Output, without alteration, the first line of the entries and each line after it, stopping with the line that contains "Feed: 1 mol".

(Data extracts begins)

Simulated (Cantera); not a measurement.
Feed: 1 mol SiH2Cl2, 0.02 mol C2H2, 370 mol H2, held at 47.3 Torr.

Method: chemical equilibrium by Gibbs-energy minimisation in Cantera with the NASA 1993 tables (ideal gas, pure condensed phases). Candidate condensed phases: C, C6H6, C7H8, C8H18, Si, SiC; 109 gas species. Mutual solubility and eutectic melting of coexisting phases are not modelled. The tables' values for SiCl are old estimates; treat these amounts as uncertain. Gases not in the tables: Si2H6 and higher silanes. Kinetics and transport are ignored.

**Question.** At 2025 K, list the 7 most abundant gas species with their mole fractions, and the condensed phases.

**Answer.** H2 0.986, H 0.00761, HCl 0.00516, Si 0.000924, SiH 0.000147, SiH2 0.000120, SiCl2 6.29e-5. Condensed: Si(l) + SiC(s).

(Data extracts ends)

Response:
Simulated (Cantera); not a measurement.
Feed: 1 mol SiH2Cl2, 0.02 mol C2H2, 370 mol H2, held at 47.3 Torr.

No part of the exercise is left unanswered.